Return every line of the data exactly as it appears.

++++

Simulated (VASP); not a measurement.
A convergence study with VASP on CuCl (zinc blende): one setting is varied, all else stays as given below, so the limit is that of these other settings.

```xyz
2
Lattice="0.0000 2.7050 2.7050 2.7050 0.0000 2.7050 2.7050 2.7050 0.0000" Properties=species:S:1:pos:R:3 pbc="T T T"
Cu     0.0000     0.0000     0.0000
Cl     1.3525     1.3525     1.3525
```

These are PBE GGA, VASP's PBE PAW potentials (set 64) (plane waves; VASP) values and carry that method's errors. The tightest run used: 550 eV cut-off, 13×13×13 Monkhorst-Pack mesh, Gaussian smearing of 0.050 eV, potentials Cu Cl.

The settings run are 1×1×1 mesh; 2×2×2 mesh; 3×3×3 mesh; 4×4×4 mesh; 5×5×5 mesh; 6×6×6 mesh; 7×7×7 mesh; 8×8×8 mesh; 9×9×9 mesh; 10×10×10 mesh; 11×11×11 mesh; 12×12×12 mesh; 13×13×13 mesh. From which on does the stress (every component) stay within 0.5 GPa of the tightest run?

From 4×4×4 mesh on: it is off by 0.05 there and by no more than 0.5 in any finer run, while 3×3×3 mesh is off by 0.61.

++++

**EXPECTED ANSWER:**
Simulated (VASP); not a measurement.
A convergence study with VASP on CuCl (zinc blende): one setting is varied, all else stays as given below, so the limit is that of these other settings.

```xyz
2
Lattice="0.0000 2.7050 2.7050 2.7050 0.0000 2.7050 2.7050 2.7050 0.0000" Properties=species:S:1:pos:R:3 pbc="T T T"
Cu     0.0000     0.0000     0.0000
Cl     1.3525     1.3525     1.3525
```

These are PBE GGA, VASP's PBE PAW potentials (set 64) (plane waves; VASP) values and carry that method's errors. The tightest run used: 550 eV cut-off, 13×13×13 Monkhorst-Pack mesh, Gaussian smearing of 0.050 eV, potentials Cu Cl.

The settings run are 1×1×1 mesh; 2×2×2 mesh; 3×3×3 mesh; 4×4×4 mesh; 5×5×5 mesh; 6×6×6 mesh; 7×7×7 mesh; 8×8×8 mesh; 9×9×9 mesh; 10×10×10 mesh; 11×11×11 mesh; 12×12×12 mesh; 13×13×13 mesh. From which on does the stress (every component) stay within 0.5 GPa of the tightest run?

From 4×4×4 mesh on: it is off by 0.05 there and by no more than 0.5 in any finer run, while 3×3×3 mesh is off by 0.61.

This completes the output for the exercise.